─── PROVIDED MATERIAL

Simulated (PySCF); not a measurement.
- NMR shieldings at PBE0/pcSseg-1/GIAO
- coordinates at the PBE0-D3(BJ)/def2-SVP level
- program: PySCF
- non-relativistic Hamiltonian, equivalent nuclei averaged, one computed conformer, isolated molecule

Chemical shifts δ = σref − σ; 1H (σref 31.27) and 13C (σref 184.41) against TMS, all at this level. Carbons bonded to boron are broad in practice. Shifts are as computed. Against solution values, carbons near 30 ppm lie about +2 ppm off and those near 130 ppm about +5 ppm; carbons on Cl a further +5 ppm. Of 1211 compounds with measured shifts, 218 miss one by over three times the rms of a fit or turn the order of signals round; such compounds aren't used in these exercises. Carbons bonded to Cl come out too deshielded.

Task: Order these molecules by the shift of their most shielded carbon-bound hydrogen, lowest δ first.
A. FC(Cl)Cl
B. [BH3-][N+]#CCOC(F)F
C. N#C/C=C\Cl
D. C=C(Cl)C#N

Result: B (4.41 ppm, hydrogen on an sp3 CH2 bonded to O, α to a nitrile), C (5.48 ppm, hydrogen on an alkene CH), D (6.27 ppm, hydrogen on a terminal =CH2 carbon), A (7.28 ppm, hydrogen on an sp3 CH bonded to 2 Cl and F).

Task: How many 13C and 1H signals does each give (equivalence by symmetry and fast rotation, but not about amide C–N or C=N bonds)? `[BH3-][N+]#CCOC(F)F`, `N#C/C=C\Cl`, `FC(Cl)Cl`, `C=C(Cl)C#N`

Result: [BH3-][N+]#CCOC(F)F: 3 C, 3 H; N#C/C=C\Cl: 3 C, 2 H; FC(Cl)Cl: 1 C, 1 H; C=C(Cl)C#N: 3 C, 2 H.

──────

» **ASSIGNMENT**
Your task is to transcribe, with no changes, only the lines of the listing above that lie between the line holding "- NMR shieldings at PBE0/pcSseg-1/GIAO" and the line holding "- non-relativistic Hamiltonian, equivalent", inclusive.

» **RESULT**
- NMR shieldings at PBE0/pcSseg-1/GIAO
- coordinates at the PBE0-D3(BJ)/def2-SVP level
- program: PySCF
- non-relativistic Hamiltonian, equivalent nuclei averaged, one computed conformer, isolated molecule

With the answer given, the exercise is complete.